# Action item:
In the records below, begin at the line that has "Q: Interpret the plot." and stop after the line that has "Q: Describe the electrostatic potential map."; quote those lines verbatim and nothing more.

# Supplied entries:
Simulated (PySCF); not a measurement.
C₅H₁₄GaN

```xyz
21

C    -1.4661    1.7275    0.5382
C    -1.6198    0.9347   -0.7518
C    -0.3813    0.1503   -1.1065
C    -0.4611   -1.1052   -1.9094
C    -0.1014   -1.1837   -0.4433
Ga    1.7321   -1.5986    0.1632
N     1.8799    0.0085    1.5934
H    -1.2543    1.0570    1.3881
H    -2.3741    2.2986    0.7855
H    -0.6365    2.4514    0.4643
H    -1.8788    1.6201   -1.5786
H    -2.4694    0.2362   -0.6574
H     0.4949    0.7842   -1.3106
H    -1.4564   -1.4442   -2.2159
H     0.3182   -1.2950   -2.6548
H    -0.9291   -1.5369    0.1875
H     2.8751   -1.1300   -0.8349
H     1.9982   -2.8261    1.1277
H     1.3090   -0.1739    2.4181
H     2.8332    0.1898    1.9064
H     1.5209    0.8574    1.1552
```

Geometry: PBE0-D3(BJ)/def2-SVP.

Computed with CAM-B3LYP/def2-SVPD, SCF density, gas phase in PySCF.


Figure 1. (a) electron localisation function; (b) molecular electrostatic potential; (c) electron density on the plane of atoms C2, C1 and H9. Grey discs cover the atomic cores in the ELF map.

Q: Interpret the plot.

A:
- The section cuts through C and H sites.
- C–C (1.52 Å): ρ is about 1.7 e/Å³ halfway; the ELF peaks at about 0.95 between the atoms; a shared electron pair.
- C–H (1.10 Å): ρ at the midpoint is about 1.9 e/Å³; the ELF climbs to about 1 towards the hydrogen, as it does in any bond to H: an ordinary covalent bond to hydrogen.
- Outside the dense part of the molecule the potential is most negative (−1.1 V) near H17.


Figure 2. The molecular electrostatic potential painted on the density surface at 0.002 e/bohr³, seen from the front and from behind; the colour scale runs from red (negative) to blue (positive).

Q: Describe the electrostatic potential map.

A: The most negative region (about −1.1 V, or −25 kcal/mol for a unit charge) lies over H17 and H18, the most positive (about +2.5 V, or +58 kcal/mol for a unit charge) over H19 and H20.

# Written response:
Q: Interpret the plot.

A:
- The section cuts through C and H sites.
- C–C (1.52 Å): ρ is about 1.7 e/Å³ halfway; the ELF peaks at about 0.95 between the atoms; a shared electron pair.
- C–H (1.10 Å): ρ at the midpoint is about 1.9 e/Å³; the ELF climbs to about 1 towards the hydrogen, as it does in any bond to H: an ordinary covalent bond to hydrogen.
- Outside the dense part of the molecule the potential is most negative (−1.1 V) near H17.


Figure 2. The molecular electrostatic potential painted on the density surface at 0.002 e/bohr³, seen from the front and from behind; the colour scale runs from red (negative) to blue (positive).

Q: Describe the electrostatic potential map.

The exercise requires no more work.